Work instruction — Reproduce all of the data exactly.

Provided material: Begin

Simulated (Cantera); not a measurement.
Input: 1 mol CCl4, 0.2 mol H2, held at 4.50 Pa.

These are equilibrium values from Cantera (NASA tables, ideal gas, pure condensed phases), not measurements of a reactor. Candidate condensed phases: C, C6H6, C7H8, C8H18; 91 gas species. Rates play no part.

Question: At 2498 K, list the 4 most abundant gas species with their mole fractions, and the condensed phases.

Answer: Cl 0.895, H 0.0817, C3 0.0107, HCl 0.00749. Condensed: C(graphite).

Provided material: End

Task solution —
Simulated (Cantera); not a measurement.
Input: 1 mol CCl4, 0.2 mol H2, held at 4.50 Pa.

These are equilibrium values from Cantera (NASA tables, ideal gas, pure condensed phases), not measurements of a reactor. Candidate condensed phases: C, C6H6, C7H8, C8H18; 91 gas species. Rates play no part.

Question: At 2498 K, list the 4 most abundant gas species with their mole fractions, and the condensed phases.

Answer: Cl 0.895, H 0.0817, C3 0.0107, HCl 0.00749. Condensed: C(graphite).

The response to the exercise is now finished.